Could you output every record again, exactly as given?

Top of EXERCISE DATA

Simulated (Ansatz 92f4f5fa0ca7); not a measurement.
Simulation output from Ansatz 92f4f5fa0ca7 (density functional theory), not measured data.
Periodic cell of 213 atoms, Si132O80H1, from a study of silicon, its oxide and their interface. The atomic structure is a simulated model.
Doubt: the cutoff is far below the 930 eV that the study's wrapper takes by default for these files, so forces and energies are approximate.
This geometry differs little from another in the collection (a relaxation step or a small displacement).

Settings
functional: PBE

Bottom of EXERCISE DATA

→ EXERCISE SOLUTION
Simulated (Ansatz 92f4f5fa0ca7); not a measurement.
Simulation output from Ansatz 92f4f5fa0ca7 (density functional theory), not measured data.
Periodic cell of 213 atoms, Si132O80H1, from a study of silicon, its oxide and their interface. The atomic structure is a simulated model.
Doubt: the cutoff is far below the 930 eV that the study's wrapper takes by default for these files, so forces and energies are approximate.
This geometry differs little from another in the collection (a relaxation step or a small displacement).

Settings
functional: PBE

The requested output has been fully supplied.